◆ **Brief**
Whether an entry is long or short, retype it exactly.

◆ **Supplied records**
+--

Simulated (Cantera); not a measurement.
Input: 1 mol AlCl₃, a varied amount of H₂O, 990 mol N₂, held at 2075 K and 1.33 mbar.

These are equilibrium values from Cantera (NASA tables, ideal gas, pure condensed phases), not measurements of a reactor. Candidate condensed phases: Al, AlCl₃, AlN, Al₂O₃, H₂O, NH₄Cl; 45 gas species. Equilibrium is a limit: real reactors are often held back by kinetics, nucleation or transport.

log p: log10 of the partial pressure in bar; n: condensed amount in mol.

+--

◆ **Your solution**
Simulated (Cantera); not a measurement.
Input: 1 mol AlCl₃, a varied amount of H₂O, 990 mol N₂, held at 2075 K and 1.33 mbar.

These are equilibrium values from Cantera (NASA tables, ideal gas, pure condensed phases), not measurements of a reactor. Candidate condensed phases: Al, AlCl₃, AlN, Al₂O₃, H₂O, NH₄Cl; 45 gas species. Equilibrium is a limit: real reactors are often held back by kinetics, nucleation or transport.

log p: log10 of the partial pressure in bar; n: condensed amount in mol.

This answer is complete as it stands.